*** Opening of Given records ***

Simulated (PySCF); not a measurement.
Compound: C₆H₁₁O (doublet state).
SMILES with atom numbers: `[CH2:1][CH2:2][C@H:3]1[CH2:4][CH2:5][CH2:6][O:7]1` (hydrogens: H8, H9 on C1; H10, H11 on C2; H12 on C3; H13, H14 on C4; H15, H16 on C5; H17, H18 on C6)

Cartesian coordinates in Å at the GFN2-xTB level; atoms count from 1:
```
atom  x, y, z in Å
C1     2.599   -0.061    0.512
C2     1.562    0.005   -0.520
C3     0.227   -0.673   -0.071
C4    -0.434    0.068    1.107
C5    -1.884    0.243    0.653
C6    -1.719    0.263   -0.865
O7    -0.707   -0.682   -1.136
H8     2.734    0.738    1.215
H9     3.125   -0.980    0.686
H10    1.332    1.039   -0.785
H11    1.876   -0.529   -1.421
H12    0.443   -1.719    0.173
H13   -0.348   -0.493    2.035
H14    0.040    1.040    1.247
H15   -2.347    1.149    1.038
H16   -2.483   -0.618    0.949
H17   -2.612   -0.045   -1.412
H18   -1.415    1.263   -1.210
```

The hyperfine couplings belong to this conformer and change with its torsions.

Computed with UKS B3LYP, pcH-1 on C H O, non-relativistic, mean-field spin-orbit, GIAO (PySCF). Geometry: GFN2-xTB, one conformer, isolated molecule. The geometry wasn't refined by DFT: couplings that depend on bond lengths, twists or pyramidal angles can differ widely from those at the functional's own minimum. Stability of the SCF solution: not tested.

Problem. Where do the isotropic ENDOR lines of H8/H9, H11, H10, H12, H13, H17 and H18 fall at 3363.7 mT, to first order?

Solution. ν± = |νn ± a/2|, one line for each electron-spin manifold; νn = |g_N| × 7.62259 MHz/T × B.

*** Close of Given records ***

Requirement =
What you return must be an exact retyping of the lines above starting at the line with "Computed with UKS" and ending at the line with "Problem. Where do", and nothing besides.

Exercise solution =
Computed with UKS B3LYP, pcH-1 on C H O, non-relativistic, mean-field spin-orbit, GIAO (PySCF). Geometry: GFN2-xTB, one conformer, isolated molecule. The geometry wasn't refined by DFT: couplings that depend on bond lengths, twists or pyramidal angles can differ widely from those at the functional's own minimum. Stability of the SCF solution: not tested.

Problem. Where do the isotropic ENDOR lines of H8/H9, H11, H10, H12, H13, H17 and H18 fall at 3363.7 mT, to first order?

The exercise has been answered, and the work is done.